* Data for review
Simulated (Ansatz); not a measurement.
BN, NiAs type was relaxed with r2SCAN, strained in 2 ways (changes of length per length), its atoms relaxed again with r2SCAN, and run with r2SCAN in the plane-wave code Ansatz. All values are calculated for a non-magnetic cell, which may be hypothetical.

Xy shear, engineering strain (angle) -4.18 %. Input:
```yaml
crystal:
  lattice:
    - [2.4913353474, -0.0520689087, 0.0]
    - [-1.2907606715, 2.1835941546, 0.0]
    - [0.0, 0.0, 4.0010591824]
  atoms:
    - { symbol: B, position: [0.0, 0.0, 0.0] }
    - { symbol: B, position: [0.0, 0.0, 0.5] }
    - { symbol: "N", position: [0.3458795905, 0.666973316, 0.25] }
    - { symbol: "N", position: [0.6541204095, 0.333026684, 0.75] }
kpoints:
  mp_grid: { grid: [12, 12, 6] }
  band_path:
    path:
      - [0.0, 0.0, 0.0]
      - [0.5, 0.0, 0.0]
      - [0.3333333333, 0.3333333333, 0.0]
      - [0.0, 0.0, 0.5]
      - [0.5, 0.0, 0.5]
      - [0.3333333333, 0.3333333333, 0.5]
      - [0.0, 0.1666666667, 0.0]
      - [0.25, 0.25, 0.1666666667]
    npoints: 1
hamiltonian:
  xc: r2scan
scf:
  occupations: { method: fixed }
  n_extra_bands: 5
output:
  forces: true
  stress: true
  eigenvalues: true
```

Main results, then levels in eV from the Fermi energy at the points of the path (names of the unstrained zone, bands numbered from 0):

* Action item
In full and without error, retype the entries above.

* Task result
Simulated (Ansatz); not a measurement.
BN, NiAs type was relaxed with r2SCAN, strained in 2 ways (changes of length per length), its atoms relaxed again with r2SCAN, and run with r2SCAN in the plane-wave code Ansatz. All values are calculated for a non-magnetic cell, which may be hypothetical.

Xy shear, engineering strain (angle) -4.18 %. Input:
```yaml
crystal:
  lattice:
    - [2.4913353474, -0.0520689087, 0.0]
    - [-1.2907606715, 2.1835941546, 0.0]
    - [0.0, 0.0, 4.0010591824]
  atoms:
    - { symbol: B, position: [0.0, 0.0, 0.0] }
    - { symbol: B, position: [0.0, 0.0, 0.5] }
    - { symbol: "N", position: [0.3458795905, 0.666973316, 0.25] }
    - { symbol: "N", position: [0.6541204095, 0.333026684, 0.75] }
kpoints:
  mp_grid: { grid: [12, 12, 6] }
  band_path:
    path:
      - [0.0, 0.0, 0.0]
      - [0.5, 0.0, 0.0]
      - [0.3333333333, 0.3333333333, 0.0]
      - [0.0, 0.0, 0.5]
      - [0.5, 0.0, 0.5]
      - [0.3333333333, 0.3333333333, 0.5]
      - [0.0, 0.1666666667, 0.0]
      - [0.25, 0.25, 0.1666666667]
    npoints: 1
hamiltonian:
  xc: r2scan
scf:
  occupations: { method: fixed }
  n_extra_bands: 5
output:
  forces: true
  stress: true
  eigenvalues: true
```

Main results, then levels in eV from the Fermi energy at the points of the path (names of the unstrained zone, bands numbered from 0):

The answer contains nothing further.